__Exercise__: Replicate the data exactly, every line included.

** Excerpted records follows **

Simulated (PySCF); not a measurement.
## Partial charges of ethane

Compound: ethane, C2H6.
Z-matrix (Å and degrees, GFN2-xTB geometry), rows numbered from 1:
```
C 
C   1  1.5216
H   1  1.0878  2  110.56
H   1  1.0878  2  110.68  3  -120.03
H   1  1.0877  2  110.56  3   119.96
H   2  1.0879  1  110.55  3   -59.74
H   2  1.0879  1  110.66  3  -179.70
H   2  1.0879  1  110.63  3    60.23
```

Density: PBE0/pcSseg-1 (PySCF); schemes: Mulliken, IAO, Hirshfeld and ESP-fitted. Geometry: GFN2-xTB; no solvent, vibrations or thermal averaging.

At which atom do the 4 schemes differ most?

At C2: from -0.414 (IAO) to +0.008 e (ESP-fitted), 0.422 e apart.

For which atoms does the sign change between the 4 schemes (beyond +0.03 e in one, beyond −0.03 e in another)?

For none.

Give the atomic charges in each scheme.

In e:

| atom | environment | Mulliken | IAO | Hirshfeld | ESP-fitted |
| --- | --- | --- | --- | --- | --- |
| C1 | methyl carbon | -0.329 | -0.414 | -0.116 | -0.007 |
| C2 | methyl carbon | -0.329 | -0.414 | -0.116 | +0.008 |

** End of Excerpted records **

__Answer section__:
Simulated (PySCF); not a measurement.
## Partial charges of ethane

Compound: ethane, C2H6.
Z-matrix (Å and degrees, GFN2-xTB geometry), rows numbered from 1:
```
C 
C   1  1.5216
H   1  1.0878  2  110.56
H   1  1.0878  2  110.68  3  -120.03
H   1  1.0877  2  110.56  3   119.96
H   2  1.0879  1  110.55  3   -59.74
H   2  1.0879  1  110.66  3  -179.70
H   2  1.0879  1  110.63  3    60.23
```

Density: PBE0/pcSseg-1 (PySCF); schemes: Mulliken, IAO, Hirshfeld and ESP-fitted. Geometry: GFN2-xTB; no solvent, vibrations or thermal averaging.

At which atom do the 4 schemes differ most?

At C2: from -0.414 (IAO) to +0.008 e (ESP-fitted), 0.422 e apart.

For which atoms does the sign change between the 4 schemes (beyond +0.03 e in one, beyond −0.03 e in another)?

For none.

Give the atomic charges in each scheme.

In e:

| atom | environment | Mulliken | IAO | Hirshfeld | ESP-fitted |
| --- | --- | --- | --- | --- | --- |
| C1 | methyl carbon | -0.329 | -0.414 | -0.116 | -0.007 |
| C2 | methyl carbon | -0.329 | -0.414 | -0.116 | +0.008 |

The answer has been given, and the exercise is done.